▶ DATA PROVIDED
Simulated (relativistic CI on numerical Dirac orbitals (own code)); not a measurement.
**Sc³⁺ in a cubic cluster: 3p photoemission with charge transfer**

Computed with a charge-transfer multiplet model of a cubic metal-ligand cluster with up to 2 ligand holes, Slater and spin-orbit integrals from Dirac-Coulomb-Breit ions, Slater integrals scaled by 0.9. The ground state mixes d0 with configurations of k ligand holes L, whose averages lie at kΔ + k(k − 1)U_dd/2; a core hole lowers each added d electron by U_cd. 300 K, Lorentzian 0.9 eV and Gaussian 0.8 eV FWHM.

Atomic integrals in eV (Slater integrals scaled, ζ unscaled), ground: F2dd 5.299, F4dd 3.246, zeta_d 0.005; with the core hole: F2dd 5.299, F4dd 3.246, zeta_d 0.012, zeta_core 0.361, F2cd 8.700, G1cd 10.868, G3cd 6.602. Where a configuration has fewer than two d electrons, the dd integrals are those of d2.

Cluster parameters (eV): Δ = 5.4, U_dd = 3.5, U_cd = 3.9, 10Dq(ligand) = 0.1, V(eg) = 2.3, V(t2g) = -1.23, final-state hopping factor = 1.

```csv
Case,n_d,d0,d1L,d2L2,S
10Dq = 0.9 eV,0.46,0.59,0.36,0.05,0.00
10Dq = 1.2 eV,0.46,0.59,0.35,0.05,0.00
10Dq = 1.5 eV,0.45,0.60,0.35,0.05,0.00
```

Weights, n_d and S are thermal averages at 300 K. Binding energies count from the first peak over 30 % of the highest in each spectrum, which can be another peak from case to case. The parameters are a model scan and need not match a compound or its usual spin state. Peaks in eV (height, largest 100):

▶ WORK REQUEST
Repeat every line of the listing without a single difference.

▶ TASK SOLUTION
Simulated (relativistic CI on numerical Dirac orbitals (own code)); not a measurement.
**Sc³⁺ in a cubic cluster: 3p photoemission with charge transfer**

Computed with a charge-transfer multiplet model of a cubic metal-ligand cluster with up to 2 ligand holes, Slater and spin-orbit integrals from Dirac-Coulomb-Breit ions, Slater integrals scaled by 0.9. The ground state mixes d0 with configurations of k ligand holes L, whose averages lie at kΔ + k(k − 1)U_dd/2; a core hole lowers each added d electron by U_cd. 300 K, Lorentzian 0.9 eV and Gaussian 0.8 eV FWHM.

Atomic integrals in eV (Slater integrals scaled, ζ unscaled), ground: F2dd 5.299, F4dd 3.246, zeta_d 0.005; with the core hole: F2dd 5.299, F4dd 3.246, zeta_d 0.012, zeta_core 0.361, F2cd 8.700, G1cd 10.868, G3cd 6.602. Where a configuration has fewer than two d electrons, the dd integrals are those of d2.

Cluster parameters (eV): Δ = 5.4, U_dd = 3.5, U_cd = 3.9, 10Dq(ligand) = 0.1, V(eg) = 2.3, V(t2g) = -1.23, final-state hopping factor = 1.

```csv
Case,n_d,d0,d1L,d2L2,S
10Dq = 0.9 eV,0.46,0.59,0.36,0.05,0.00
10Dq = 1.2 eV,0.46,0.59,0.35,0.05,0.00
10Dq = 1.5 eV,0.45,0.60,0.35,0.05,0.00
```

Weights, n_d and S are thermal averages at 300 K. Binding energies count from the first peak over 30 % of the highest in each spectrum, which can be another peak from case to case. The parameters are a model scan and need not match a compound or its usual spin state. Peaks in eV (height, largest 100):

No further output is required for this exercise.